▶ [Input data]:
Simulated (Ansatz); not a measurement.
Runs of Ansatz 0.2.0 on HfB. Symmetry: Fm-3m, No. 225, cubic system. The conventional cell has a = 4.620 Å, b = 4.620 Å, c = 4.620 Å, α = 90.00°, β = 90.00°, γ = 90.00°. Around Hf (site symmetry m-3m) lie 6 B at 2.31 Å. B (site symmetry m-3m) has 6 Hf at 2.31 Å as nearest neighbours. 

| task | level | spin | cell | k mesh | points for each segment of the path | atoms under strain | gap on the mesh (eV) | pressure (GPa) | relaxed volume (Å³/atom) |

▶ [Work request]: Could you write out all the records exactly, please?

▶ [Exercise response]:
Simulated (Ansatz); not a measurement.
Runs of Ansatz 0.2.0 on HfB. Symmetry: Fm-3m, No. 225, cubic system. The conventional cell has a = 4.620 Å, b = 4.620 Å, c = 4.620 Å, α = 90.00°, β = 90.00°, γ = 90.00°. Around Hf (site symmetry m-3m) lie 6 B at 2.31 Å. B (site symmetry m-3m) has 6 Hf at 2.31 Å as nearest neighbours. 

| task | level | spin | cell | k mesh | points for each segment of the path | atoms under strain | gap on the mesh (eV) | pressure (GPa) | relaxed volume (Å³/atom) |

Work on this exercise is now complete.